WORK ITEM -> The response must reproduce every record in full.

PROVIDED MATERIAL ->
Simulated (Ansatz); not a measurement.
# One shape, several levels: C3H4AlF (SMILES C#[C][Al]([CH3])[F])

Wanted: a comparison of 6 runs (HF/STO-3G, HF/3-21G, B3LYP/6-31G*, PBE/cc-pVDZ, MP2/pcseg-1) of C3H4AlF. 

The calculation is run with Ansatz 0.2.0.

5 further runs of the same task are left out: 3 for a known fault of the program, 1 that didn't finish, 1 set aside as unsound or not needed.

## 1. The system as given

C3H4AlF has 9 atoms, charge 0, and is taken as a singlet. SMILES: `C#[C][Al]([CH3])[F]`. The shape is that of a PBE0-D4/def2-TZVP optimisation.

EXERCISE ANSWER ->
Simulated (Ansatz); not a measurement.
# One shape, several levels: C3H4AlF (SMILES C#[C][Al]([CH3])[F])

Wanted: a comparison of 6 runs (HF/STO-3G, HF/3-21G, B3LYP/6-31G*, PBE/cc-pVDZ, MP2/pcseg-1) of C3H4AlF. 

The calculation is run with Ansatz 0.2.0.

5 further runs of the same task are left out: 3 for a known fault of the program, 1 that didn't finish, 1 set aside as unsound or not needed.

## 1. The system as given

C3H4AlF has 9 atoms, charge 0, and is taken as a singlet. SMILES: `C#[C][Al]([CH3])[F]`. The shape is that of a PBE0-D4/def2-TZVP optimisation.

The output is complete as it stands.